Within the listing below, the lines to output run from the one containing "Program: CP2K 2026.2." through the one containing "A. level PBEsol;"; copy them exactly and nothing else.

• • • •
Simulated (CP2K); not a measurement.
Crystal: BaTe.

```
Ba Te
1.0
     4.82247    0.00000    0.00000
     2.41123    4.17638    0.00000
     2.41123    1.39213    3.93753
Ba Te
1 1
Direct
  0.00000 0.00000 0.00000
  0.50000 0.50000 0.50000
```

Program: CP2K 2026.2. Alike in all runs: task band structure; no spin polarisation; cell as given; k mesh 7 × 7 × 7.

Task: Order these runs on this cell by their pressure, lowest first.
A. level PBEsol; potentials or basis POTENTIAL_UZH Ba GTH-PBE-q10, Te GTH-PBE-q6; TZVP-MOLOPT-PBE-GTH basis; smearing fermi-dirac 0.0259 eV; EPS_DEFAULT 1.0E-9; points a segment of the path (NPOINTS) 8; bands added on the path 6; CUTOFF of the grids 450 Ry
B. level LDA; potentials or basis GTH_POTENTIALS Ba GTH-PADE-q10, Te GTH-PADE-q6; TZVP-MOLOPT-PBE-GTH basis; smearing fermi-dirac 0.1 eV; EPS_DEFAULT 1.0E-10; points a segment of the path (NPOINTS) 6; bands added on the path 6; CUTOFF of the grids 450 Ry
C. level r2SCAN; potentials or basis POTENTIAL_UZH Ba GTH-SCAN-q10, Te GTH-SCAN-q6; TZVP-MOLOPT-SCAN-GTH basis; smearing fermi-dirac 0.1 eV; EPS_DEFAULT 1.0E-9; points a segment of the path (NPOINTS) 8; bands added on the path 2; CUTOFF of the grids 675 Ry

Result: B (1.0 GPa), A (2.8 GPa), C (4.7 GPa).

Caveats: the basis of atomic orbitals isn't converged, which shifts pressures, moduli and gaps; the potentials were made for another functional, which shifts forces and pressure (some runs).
• • • •

## WRITTEN ANSWER
Program: CP2K 2026.2. Alike in all runs: task band structure; no spin polarisation; cell as given; k mesh 7 × 7 × 7.

Task: Order these runs on this cell by their pressure, lowest first.
A. level PBEsol; potentials or basis POTENTIAL_UZH Ba GTH-PBE-q10, Te GTH-PBE-q6; TZVP-MOLOPT-PBE-GTH basis; smearing fermi-dirac 0.0259 eV; EPS_DEFAULT 1.0E-9; points a segment of the path (NPOINTS) 8; bands added on the path 6; CUTOFF of the grids 450 Ry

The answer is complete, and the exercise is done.